▶ [Extracted entries]:
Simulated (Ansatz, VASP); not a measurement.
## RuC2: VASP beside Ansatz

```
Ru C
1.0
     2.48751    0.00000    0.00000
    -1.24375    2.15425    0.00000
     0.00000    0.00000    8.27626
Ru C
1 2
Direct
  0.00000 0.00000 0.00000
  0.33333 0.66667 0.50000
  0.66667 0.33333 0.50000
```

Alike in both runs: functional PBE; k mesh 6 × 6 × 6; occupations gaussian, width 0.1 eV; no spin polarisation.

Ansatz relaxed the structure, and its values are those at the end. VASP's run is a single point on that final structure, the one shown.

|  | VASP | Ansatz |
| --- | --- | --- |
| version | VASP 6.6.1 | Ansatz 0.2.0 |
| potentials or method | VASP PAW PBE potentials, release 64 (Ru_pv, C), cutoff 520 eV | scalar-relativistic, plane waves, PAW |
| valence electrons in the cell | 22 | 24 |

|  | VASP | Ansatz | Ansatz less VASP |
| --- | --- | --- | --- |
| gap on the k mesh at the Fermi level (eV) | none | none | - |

▶ [Work task]:
Print out all the entries precisely as written.

▶ [Task response]:
Simulated (Ansatz, VASP); not a measurement.
## RuC2: VASP beside Ansatz

```
Ru C
1.0
     2.48751    0.00000    0.00000
    -1.24375    2.15425    0.00000
     0.00000    0.00000    8.27626
Ru C
1 2
Direct
  0.00000 0.00000 0.00000
  0.33333 0.66667 0.50000
  0.66667 0.33333 0.50000
```

Alike in both runs: functional PBE; k mesh 6 × 6 × 6; occupations gaussian, width 0.1 eV; no spin polarisation.

Ansatz relaxed the structure, and its values are those at the end. VASP's run is a single point on that final structure, the one shown.

|  | VASP | Ansatz |
| --- | --- | --- |
| version | VASP 6.6.1 | Ansatz 0.2.0 |
| potentials or method | VASP PAW PBE potentials, release 64 (Ru_pv, C), cutoff 520 eV | scalar-relativistic, plane waves, PAW |
| valence electrons in the cell | 22 | 24 |

|  | VASP | Ansatz | Ansatz less VASP |
| --- | --- | --- | --- |
| gap on the k mesh at the Fermi level (eV) | none | none | - |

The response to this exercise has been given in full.